Top of Record excerpts
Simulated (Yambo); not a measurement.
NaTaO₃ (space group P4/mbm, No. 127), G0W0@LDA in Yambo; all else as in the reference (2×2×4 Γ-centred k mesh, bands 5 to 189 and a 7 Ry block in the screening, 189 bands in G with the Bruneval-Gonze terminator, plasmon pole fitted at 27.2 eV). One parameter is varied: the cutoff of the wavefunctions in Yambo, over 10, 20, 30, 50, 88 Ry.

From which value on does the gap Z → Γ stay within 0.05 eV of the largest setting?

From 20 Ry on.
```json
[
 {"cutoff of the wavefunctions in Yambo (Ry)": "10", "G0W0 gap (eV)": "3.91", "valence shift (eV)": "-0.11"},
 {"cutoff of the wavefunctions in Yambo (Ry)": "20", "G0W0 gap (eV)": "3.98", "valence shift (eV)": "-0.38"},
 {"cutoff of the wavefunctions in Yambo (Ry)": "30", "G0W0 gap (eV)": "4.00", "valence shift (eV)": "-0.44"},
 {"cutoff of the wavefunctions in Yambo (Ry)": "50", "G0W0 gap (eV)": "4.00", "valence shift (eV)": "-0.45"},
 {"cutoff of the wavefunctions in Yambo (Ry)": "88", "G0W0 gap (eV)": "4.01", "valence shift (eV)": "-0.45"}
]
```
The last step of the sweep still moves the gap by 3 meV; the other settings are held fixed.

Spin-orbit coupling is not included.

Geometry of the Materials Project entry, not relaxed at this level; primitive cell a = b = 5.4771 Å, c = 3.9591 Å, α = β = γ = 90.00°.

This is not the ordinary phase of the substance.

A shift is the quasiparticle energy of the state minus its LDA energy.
Bottom of Record excerpts

Print, exactly as written, each record in the listing above.

Simulated (Yambo); not a measurement.
NaTaO₃ (space group P4/mbm, No. 127), G0W0@LDA in Yambo; all else as in the reference (2×2×4 Γ-centred k mesh, bands 5 to 189 and a 7 Ry block in the screening, 189 bands in G with the Bruneval-Gonze terminator, plasmon pole fitted at 27.2 eV). One parameter is varied: the cutoff of the wavefunctions in Yambo, over 10, 20, 30, 50, 88 Ry.

From which value on does the gap Z → Γ stay within 0.05 eV of the largest setting?

From 20 Ry on.
```json
[
 {"cutoff of the wavefunctions in Yambo (Ry)": "10", "G0W0 gap (eV)": "3.91", "valence shift (eV)": "-0.11"},
 {"cutoff of the wavefunctions in Yambo (Ry)": "20", "G0W0 gap (eV)": "3.98", "valence shift (eV)": "-0.38"},
 {"cutoff of the wavefunctions in Yambo (Ry)": "30", "G0W0 gap (eV)": "4.00", "valence shift (eV)": "-0.44"},
 {"cutoff of the wavefunctions in Yambo (Ry)": "50", "G0W0 gap (eV)": "4.00", "valence shift (eV)": "-0.45"},
 {"cutoff of the wavefunctions in Yambo (Ry)": "88", "G0W0 gap (eV)": "4.01", "valence shift (eV)": "-0.45"}
]
```
The last step of the sweep still moves the gap by 3 meV; the other settings are held fixed.

Spin-orbit coupling is not included.

Geometry of the Materials Project entry, not relaxed at this level; primitive cell a = b = 5.4771 Å, c = 3.9591 Å, α = β = γ = 90.00°.

This is not the ordinary phase of the substance.

A shift is the quasiparticle energy of the state minus its LDA energy.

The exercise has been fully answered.